__EXERCISE__
From the first line of the records down to the one that holds "Ansatz 0.2.0, Gaussian", transcribe each line exactly and add nothing.

>>>

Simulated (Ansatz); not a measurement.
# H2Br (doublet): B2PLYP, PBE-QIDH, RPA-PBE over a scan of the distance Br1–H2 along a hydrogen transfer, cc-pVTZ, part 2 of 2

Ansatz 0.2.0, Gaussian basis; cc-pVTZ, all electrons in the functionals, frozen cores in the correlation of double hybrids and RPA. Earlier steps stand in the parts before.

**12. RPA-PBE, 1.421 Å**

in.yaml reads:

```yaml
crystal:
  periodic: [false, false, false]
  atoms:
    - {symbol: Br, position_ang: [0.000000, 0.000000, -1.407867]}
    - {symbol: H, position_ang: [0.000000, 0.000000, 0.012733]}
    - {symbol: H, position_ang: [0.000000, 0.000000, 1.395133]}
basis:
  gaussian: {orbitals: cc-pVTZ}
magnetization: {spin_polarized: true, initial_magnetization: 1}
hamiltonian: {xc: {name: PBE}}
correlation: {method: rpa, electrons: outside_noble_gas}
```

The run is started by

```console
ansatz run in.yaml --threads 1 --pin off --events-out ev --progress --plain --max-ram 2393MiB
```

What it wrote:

<<<

__WRITTEN REPLY__
Simulated (Ansatz); not a measurement.
# H2Br (doublet): B2PLYP, PBE-QIDH, RPA-PBE over a scan of the distance Br1–H2 along a hydrogen transfer, cc-pVTZ, part 2 of 2

Ansatz 0.2.0, Gaussian basis; cc-pVTZ, all electrons in the functionals, frozen cores in the correlation of double hybrids and RPA. Earlier steps stand in the parts before.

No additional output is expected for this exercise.